### DATASET EXCERPTS
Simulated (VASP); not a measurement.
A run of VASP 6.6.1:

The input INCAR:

### ACTIVITY
Retype everything in the material above exactly.

### WORKED SOLUTION
Simulated (VASP); not a measurement.
A run of VASP 6.6.1:

The input INCAR:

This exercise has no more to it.